- [EXERCISE] Your task is to write out exactly the lines of the listing below, from the first down to the line that holds "spin polarisation |".

****************
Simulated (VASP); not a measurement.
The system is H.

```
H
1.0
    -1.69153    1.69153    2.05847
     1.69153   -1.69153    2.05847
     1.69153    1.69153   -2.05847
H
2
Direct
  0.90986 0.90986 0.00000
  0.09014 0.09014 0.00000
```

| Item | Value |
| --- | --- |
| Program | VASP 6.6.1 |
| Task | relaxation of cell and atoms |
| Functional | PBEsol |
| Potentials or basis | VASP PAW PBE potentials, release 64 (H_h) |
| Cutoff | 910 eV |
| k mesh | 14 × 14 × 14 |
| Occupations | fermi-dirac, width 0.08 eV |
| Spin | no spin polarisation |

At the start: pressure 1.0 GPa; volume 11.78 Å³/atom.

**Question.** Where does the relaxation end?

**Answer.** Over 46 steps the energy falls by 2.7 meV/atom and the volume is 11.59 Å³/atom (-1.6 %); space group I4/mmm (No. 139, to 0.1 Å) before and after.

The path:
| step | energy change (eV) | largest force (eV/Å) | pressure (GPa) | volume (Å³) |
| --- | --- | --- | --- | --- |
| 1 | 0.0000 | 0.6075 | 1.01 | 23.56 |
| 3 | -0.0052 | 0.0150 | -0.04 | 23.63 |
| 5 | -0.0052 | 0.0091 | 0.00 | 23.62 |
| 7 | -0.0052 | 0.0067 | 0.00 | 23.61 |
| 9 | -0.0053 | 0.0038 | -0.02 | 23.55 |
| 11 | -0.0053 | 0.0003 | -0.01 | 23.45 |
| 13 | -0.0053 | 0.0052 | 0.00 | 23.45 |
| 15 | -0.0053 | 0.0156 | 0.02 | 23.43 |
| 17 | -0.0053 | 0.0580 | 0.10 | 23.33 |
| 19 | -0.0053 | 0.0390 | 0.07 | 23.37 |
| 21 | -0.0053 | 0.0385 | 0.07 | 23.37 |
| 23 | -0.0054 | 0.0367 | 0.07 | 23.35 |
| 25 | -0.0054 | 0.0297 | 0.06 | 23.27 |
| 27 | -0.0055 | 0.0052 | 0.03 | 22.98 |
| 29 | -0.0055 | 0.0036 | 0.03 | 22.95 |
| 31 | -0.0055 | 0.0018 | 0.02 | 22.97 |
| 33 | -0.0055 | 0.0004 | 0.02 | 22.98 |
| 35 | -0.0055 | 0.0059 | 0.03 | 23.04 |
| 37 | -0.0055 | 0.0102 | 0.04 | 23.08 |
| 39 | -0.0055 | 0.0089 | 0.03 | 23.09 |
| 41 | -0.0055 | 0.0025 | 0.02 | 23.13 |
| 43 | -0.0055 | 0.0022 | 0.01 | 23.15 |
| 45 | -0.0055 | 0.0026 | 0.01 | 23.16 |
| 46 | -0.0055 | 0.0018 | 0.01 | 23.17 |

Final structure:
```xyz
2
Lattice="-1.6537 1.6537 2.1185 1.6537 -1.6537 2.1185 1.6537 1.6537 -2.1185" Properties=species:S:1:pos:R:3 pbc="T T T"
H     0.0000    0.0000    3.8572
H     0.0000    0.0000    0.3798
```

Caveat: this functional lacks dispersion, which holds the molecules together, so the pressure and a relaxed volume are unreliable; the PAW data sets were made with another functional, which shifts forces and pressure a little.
****************

- [YOUR RESPONSE]
Simulated (VASP); not a measurement.
The system is H.

```
H
1.0
    -1.69153    1.69153    2.05847
     1.69153   -1.69153    2.05847
     1.69153    1.69153   -2.05847
H
2
Direct
  0.90986 0.90986 0.00000
  0.09014 0.09014 0.00000
```

| Item | Value |
| --- | --- |
| Program | VASP 6.6.1 |
| Task | relaxation of cell and atoms |
| Functional | PBEsol |
| Potentials or basis | VASP PAW PBE potentials, release 64 (H_h) |
| Cutoff | 910 eV |
| k mesh | 14 × 14 × 14 |
| Occupations | fermi-dirac, width 0.08 eV |
| Spin | no spin polarisation |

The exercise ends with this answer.